→ **Activity**
Return the following from the records below: each line, word for word, starting with the line that contains "H5 | +0.08 | −0.08 |" and going on through the line that contains "H7 | +0.08 | −0.08 |", with nothing outside that range.

→ **Dataset excerpts**
+++++
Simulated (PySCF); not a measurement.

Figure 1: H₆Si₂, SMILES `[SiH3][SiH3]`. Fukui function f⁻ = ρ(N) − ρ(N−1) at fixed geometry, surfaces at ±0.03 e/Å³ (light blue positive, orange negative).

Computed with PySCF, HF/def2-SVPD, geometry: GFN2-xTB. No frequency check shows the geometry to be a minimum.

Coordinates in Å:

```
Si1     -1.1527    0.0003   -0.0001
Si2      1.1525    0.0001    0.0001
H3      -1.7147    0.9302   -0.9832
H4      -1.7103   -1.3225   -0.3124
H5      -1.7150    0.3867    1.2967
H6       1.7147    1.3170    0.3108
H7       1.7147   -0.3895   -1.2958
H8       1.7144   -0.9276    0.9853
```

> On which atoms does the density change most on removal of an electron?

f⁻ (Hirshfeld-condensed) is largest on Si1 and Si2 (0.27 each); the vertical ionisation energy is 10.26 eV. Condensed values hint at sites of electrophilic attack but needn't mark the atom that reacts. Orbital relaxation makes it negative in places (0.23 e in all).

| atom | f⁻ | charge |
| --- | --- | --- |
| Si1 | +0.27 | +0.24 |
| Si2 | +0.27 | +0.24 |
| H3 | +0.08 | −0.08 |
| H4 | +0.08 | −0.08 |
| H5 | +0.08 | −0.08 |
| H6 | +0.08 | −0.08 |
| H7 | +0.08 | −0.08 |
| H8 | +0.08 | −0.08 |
+++++

→ **Exercise solution**
| H5 | +0.08 | −0.08 |
| H6 | +0.08 | −0.08 |
| H7 | +0.08 | −0.08 |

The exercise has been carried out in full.